◆ Work instruction: Please return all of the data exactly as written.

-- Excerpted records follows --

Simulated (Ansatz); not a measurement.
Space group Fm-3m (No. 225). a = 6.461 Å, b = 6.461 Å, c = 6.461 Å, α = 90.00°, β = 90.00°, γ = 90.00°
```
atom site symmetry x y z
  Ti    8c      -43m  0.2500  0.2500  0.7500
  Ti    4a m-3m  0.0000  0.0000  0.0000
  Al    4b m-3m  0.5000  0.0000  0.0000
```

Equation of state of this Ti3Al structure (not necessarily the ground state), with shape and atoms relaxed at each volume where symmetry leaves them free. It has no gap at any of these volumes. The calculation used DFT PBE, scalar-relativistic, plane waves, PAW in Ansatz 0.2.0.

-- Excerpted records concluded --

◆ Written solution:
Simulated (Ansatz); not a measurement.
Space group Fm-3m (No. 225). a = 6.461 Å, b = 6.461 Å, c = 6.461 Å, α = 90.00°, β = 90.00°, γ = 90.00°
```
atom site symmetry x y z
  Ti    8c      -43m  0.2500  0.2500  0.7500
  Ti    4a m-3m  0.0000  0.0000  0.0000
  Al    4b m-3m  0.5000  0.0000  0.0000
```

Equation of state of this Ti3Al structure (not necessarily the ground state), with shape and atoms relaxed at each volume where symmetry leaves them free. It has no gap at any of these volumes. The calculation used DFT PBE, scalar-relativistic, plane waves, PAW in Ansatz 0.2.0.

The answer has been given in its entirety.